WORK ORDER ->
Print every line below without adding or leaving out a single word.

-=-=-

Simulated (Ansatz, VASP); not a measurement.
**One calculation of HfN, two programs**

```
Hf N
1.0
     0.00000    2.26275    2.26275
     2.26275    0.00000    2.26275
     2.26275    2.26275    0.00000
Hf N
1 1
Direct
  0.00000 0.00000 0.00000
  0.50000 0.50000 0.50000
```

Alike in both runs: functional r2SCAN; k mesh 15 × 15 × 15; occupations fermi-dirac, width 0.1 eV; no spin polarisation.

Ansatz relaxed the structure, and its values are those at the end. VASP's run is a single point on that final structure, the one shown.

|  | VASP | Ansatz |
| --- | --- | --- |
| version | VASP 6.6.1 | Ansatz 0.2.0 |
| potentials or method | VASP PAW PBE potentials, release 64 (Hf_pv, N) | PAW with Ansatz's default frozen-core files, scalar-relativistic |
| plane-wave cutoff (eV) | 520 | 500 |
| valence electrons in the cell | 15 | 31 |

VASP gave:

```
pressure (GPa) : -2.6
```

-=-=-

WORKED SOLUTION ->
Simulated (Ansatz, VASP); not a measurement.
**One calculation of HfN, two programs**

```
Hf N
1.0
     0.00000    2.26275    2.26275
     2.26275    0.00000    2.26275
     2.26275    2.26275    0.00000
Hf N
1 1
Direct
  0.00000 0.00000 0.00000
  0.50000 0.50000 0.50000
```

Alike in both runs: functional r2SCAN; k mesh 15 × 15 × 15; occupations fermi-dirac, width 0.1 eV; no spin polarisation.

Ansatz relaxed the structure, and its values are those at the end. VASP's run is a single point on that final structure, the one shown.

|  | VASP | Ansatz |
| --- | --- | --- |
| version | VASP 6.6.1 | Ansatz 0.2.0 |
| potentials or method | VASP PAW PBE potentials, release 64 (Hf_pv, N) | PAW with Ansatz's default frozen-core files, scalar-relativistic |
| plane-wave cutoff (eV) | 520 | 500 |
| valence electrons in the cell | 15 | 31 |

VASP gave:

```
pressure (GPa) : -2.6
```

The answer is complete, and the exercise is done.